'''
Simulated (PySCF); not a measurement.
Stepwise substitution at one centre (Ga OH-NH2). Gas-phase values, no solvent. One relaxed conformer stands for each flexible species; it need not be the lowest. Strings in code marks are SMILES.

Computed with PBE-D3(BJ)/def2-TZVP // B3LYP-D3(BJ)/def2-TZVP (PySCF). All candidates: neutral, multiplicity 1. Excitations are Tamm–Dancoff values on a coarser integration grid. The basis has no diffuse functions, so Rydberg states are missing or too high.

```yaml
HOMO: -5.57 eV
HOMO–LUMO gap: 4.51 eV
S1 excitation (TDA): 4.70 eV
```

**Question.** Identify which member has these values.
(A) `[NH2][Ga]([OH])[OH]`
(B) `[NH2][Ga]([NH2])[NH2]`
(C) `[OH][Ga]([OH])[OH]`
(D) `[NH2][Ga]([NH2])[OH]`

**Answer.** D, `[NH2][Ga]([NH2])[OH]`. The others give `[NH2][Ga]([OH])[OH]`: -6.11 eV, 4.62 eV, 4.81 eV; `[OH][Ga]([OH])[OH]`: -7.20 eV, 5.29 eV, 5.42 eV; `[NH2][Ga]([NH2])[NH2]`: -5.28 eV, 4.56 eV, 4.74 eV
'''

WORK TASK:
Please output every record, keeping each line exact.

RESPONSE AREA:
Simulated (PySCF); not a measurement.
Stepwise substitution at one centre (Ga OH-NH2). Gas-phase values, no solvent. One relaxed conformer stands for each flexible species; it need not be the lowest. Strings in code marks are SMILES.

Computed with PBE-D3(BJ)/def2-TZVP // B3LYP-D3(BJ)/def2-TZVP (PySCF). All candidates: neutral, multiplicity 1. Excitations are Tamm–Dancoff values on a coarser integration grid. The basis has no diffuse functions, so Rydberg states are missing or too high.

```yaml
HOMO: -5.57 eV
HOMO–LUMO gap: 4.51 eV
S1 excitation (TDA): 4.70 eV
```

**Question.** Identify which member has these values.
(A) `[NH2][Ga]([OH])[OH]`
(B) `[NH2][Ga]([NH2])[NH2]`
(C) `[OH][Ga]([OH])[OH]`
(D) `[NH2][Ga]([NH2])[OH]`

**Answer.** D, `[NH2][Ga]([NH2])[OH]`. The others give `[NH2][Ga]([OH])[OH]`: -6.11 eV, 4.62 eV, 4.81 eV; `[OH][Ga]([OH])[OH]`: -7.20 eV, 5.29 eV, 5.42 eV; `[NH2][Ga]([NH2])[NH2]`: -5.28 eV, 4.56 eV, 4.74 eV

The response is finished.